■ **WORK TASK**: Retype all of the data shown below, keeping every character the same.

--- DATA RECORDS Enclosed Below ---

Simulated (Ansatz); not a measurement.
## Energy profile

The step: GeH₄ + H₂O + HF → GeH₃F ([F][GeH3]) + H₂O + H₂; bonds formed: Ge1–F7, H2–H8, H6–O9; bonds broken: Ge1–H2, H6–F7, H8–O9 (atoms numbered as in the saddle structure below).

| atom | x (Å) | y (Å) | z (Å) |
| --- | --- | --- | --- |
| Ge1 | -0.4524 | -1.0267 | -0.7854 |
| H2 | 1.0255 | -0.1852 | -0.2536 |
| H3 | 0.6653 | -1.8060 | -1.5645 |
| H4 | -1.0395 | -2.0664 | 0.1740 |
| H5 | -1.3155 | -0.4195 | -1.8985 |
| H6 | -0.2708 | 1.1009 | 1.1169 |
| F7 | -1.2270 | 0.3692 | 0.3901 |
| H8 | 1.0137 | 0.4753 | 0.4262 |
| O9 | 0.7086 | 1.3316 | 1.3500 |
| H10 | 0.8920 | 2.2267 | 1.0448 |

--- End of Enclosed DATA RECORDS ---

■ **RESPONSE AREA**:
Simulated (Ansatz); not a measurement.
## Energy profile

The step: GeH₄ + H₂O + HF → GeH₃F ([F][GeH3]) + H₂O + H₂; bonds formed: Ge1–F7, H2–H8, H6–O9; bonds broken: Ge1–H2, H6–F7, H8–O9 (atoms numbered as in the saddle structure below).

| atom | x (Å) | y (Å) | z (Å) |
| --- | --- | --- | --- |
| Ge1 | -0.4524 | -1.0267 | -0.7854 |
| H2 | 1.0255 | -0.1852 | -0.2536 |
| H3 | 0.6653 | -1.8060 | -1.5645 |
| H4 | -1.0395 | -2.0664 | 0.1740 |
| H5 | -1.3155 | -0.4195 | -1.8985 |
| H6 | -0.2708 | 1.1009 | 1.1169 |
| F7 | -1.2270 | 0.3692 | 0.3901 |
| H8 | 1.0137 | 0.4753 | 0.4262 |
| O9 | 0.7086 | 1.3316 | 1.3500 |
| H10 | 0.8920 | 2.2267 | 1.0448 |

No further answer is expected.